Could every line of the data be copied out once more, exactly?

===== PROVIDED INFORMATION

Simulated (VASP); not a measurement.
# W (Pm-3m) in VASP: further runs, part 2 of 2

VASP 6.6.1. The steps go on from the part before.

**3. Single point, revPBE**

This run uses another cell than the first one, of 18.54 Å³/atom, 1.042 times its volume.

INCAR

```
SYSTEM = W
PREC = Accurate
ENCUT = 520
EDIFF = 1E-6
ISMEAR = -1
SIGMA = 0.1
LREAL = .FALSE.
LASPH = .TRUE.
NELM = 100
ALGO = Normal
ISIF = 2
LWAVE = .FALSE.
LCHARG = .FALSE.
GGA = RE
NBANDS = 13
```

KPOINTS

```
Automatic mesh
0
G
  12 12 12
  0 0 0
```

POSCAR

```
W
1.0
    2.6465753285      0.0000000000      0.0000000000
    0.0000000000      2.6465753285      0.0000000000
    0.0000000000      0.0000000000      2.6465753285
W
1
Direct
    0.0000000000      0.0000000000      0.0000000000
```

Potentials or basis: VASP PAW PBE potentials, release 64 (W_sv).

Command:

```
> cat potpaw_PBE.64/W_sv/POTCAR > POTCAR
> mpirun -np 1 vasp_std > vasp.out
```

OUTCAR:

==========

▸ SOLUTION:
Simulated (VASP); not a measurement.
# W (Pm-3m) in VASP: further runs, part 2 of 2

VASP 6.6.1. The steps go on from the part before.

**3. Single point, revPBE**

This run uses another cell than the first one, of 18.54 Å³/atom, 1.042 times its volume.

INCAR

```
SYSTEM = W
PREC = Accurate
ENCUT = 520
EDIFF = 1E-6
ISMEAR = -1
SIGMA = 0.1
LREAL = .FALSE.
LASPH = .TRUE.
NELM = 100
ALGO = Normal
ISIF = 2
LWAVE = .FALSE.
LCHARG = .FALSE.
GGA = RE
NBANDS = 13
```

KPOINTS

```
Automatic mesh
0
G
  12 12 12
  0 0 0
```

POSCAR

```
W
1.0
    2.6465753285      0.0000000000      0.0000000000
    0.0000000000      2.6465753285      0.0000000000
    0.0000000000      0.0000000000      2.6465753285
W
1
Direct
    0.0000000000      0.0000000000      0.0000000000
```

Potentials or basis: VASP PAW PBE potentials, release 64 (W_sv).

Command:

```
> cat potpaw_PBE.64/W_sv/POTCAR > POTCAR
> mpirun -np 1 vasp_std > vasp.out
```

OUTCAR:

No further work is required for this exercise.